Activity:
Beginning with the first line and ending with the one containing "Task: Radial electron", copy the lines of the listing below exactly; omit everything else.

★ ★ ★ ★
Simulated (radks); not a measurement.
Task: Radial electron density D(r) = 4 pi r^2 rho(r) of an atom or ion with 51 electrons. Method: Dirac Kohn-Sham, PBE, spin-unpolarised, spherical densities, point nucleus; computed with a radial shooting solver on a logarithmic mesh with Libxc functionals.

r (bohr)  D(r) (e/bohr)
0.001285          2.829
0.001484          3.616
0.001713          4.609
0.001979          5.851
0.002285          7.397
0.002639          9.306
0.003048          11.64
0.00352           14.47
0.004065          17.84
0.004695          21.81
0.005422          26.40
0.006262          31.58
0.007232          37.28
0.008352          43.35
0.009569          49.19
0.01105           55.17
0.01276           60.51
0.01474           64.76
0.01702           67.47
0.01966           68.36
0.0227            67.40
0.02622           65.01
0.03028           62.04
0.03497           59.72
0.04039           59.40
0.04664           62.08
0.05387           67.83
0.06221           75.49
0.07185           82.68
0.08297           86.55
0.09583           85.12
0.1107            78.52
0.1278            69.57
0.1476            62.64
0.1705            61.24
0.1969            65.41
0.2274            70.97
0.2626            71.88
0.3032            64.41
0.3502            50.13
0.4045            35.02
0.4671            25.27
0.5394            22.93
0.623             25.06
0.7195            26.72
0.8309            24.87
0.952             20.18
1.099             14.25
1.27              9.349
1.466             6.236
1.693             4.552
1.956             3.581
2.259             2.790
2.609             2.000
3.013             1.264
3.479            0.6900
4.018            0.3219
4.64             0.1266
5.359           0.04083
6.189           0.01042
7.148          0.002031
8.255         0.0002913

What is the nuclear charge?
★ ★ ★ ★

Expected answer:
Simulated (radks); not a measurement.
Task: Radial electron density D(r) = 4 pi r^2 rho(r) of an atom or ion with 51 electrons. Method: Dirac Kohn-Sham, PBE, spin-unpolarised, spherical densities, point nucleus; computed with a radial shooting solver on a logarithmic mesh with Libxc functionals.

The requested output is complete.